*** Block opens ***

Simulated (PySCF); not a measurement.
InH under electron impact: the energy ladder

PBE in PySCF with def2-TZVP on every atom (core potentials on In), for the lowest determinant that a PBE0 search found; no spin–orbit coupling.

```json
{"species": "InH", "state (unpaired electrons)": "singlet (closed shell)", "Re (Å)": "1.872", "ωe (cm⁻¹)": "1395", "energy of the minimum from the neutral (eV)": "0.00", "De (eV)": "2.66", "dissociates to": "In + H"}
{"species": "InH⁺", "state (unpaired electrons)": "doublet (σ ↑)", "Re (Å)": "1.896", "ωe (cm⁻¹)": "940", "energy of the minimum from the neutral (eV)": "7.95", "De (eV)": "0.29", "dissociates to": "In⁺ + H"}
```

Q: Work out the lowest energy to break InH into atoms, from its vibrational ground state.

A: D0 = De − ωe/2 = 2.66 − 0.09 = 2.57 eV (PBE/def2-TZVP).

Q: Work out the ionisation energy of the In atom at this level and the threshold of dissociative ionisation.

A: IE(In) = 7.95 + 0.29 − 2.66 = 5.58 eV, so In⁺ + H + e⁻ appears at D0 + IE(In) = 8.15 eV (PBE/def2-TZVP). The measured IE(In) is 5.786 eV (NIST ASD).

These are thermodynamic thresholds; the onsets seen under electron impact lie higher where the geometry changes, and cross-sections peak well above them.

*** Block closes ***

(Work item): Give back exactly the lines of the listing above that run from the line with "Q: Work out the ionisation" to the line with "A: IE(In) = 7.95", inclusive.

(Task response):
Q: Work out the ionisation energy of the In atom at this level and the threshold of dissociative ionisation.

A: IE(In) = 7.95 + 0.29 − 2.66 = 5.58 eV, so In⁺ + H + e⁻ appears at D0 + IE(In) = 8.15 eV (PBE/def2-TZVP). The measured IE(In) is 5.786 eV (NIST ASD).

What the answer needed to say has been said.